- Work item:
Repeat exactly the lines of the listing below, please, starting with the first and ending with the line containing "Potentials or basis: VASP"; leave out the rest.

- Supplied data:
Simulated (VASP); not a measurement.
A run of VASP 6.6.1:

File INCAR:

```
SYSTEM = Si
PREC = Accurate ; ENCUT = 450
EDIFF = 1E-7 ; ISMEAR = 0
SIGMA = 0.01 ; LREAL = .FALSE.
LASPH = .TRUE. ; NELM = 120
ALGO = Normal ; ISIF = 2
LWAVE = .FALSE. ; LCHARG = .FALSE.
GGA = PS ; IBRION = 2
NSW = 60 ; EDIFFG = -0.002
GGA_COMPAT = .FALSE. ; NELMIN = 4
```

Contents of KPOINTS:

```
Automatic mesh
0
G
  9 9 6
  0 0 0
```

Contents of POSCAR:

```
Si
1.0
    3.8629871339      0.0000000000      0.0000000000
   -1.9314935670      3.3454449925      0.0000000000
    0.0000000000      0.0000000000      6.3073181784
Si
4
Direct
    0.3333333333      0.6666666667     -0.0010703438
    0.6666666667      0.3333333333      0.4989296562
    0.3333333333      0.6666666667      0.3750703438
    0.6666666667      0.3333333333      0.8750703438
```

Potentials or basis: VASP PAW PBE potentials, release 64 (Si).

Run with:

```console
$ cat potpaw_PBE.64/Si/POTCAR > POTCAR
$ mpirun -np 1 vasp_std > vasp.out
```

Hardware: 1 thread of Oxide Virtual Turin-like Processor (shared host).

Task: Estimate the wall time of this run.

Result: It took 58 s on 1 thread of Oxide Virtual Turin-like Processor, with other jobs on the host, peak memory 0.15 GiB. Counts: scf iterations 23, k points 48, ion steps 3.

- Answer box:
Simulated (VASP); not a measurement.
A run of VASP 6.6.1:

File INCAR:

```
SYSTEM = Si
PREC = Accurate ; ENCUT = 450
EDIFF = 1E-7 ; ISMEAR = 0
SIGMA = 0.01 ; LREAL = .FALSE.
LASPH = .TRUE. ; NELM = 120
ALGO = Normal ; ISIF = 2
LWAVE = .FALSE. ; LCHARG = .FALSE.
GGA = PS ; IBRION = 2
NSW = 60 ; EDIFFG = -0.002
GGA_COMPAT = .FALSE. ; NELMIN = 4
```

Contents of KPOINTS:

```
Automatic mesh
0
G
  9 9 6
  0 0 0
```

Contents of POSCAR:

```
Si
1.0
    3.8629871339      0.0000000000      0.0000000000
   -1.9314935670      3.3454449925      0.0000000000
    0.0000000000      0.0000000000      6.3073181784
Si
4
Direct
    0.3333333333      0.6666666667     -0.0010703438
    0.6666666667      0.3333333333      0.4989296562
    0.3333333333      0.6666666667      0.3750703438
    0.6666666667      0.3333333333      0.8750703438
```

Potentials or basis: VASP PAW PBE potentials, release 64 (Si).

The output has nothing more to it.